══════════

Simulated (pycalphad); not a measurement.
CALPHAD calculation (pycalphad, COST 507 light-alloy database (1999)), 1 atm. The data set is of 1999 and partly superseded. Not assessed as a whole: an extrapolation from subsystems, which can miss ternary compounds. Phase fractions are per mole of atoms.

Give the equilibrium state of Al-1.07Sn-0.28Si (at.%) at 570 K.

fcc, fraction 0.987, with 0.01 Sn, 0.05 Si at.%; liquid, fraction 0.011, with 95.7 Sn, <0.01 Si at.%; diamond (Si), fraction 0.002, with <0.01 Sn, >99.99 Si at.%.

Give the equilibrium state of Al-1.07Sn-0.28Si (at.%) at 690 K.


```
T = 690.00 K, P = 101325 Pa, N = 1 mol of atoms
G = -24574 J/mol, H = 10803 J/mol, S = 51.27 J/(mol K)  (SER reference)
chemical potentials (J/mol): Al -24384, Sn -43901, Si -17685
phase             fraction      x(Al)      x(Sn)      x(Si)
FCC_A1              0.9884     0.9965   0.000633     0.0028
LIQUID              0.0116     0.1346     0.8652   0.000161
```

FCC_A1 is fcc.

══════════

### Assigned task
Reproduce the records above in full, without altering a single character.

### Task answer
Simulated (pycalphad); not a measurement.
CALPHAD calculation (pycalphad, COST 507 light-alloy database (1999)), 1 atm. The data set is of 1999 and partly superseded. Not assessed as a whole: an extrapolation from subsystems, which can miss ternary compounds. Phase fractions are per mole of atoms.

Give the equilibrium state of Al-1.07Sn-0.28Si (at.%) at 570 K.

fcc, fraction 0.987, with 0.01 Sn, 0.05 Si at.%; liquid, fraction 0.011, with 95.7 Sn, <0.01 Si at.%; diamond (Si), fraction 0.002, with <0.01 Sn, >99.99 Si at.%.

Give the equilibrium state of Al-1.07Sn-0.28Si (at.%) at 690 K.


```
T = 690.00 K, P = 101325 Pa, N = 1 mol of atoms
G = -24574 J/mol, H = 10803 J/mol, S = 51.27 J/(mol K)  (SER reference)
chemical potentials (J/mol): Al -24384, Sn -43901, Si -17685
phase             fraction      x(Al)      x(Sn)      x(Si)
FCC_A1              0.9884     0.9965   0.000633     0.0028
LIQUID              0.0116     0.1346     0.8652   0.000161
```

FCC_A1 is fcc.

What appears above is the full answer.